---------- Dataset records ----------

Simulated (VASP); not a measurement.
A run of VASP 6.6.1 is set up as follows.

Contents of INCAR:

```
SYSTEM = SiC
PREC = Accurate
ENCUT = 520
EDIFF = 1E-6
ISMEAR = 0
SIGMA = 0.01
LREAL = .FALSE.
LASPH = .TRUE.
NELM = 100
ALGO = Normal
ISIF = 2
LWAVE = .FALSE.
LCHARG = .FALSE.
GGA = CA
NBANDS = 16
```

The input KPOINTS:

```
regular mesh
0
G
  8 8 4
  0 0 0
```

----------

Retype the records in their entirety, matching each one exactly.

Simulated (VASP); not a measurement.
A run of VASP 6.6.1 is set up as follows.

Contents of INCAR:

```
SYSTEM = SiC
PREC = Accurate
ENCUT = 520
EDIFF = 1E-6
ISMEAR = 0
SIGMA = 0.01
LREAL = .FALSE.
LASPH = .TRUE.
NELM = 100
ALGO = Normal
ISIF = 2
LWAVE = .FALSE.
LCHARG = .FALSE.
GGA = CA
NBANDS = 16
```

The input KPOINTS:

```
regular mesh
0
G
  8 8 4
  0 0 0
```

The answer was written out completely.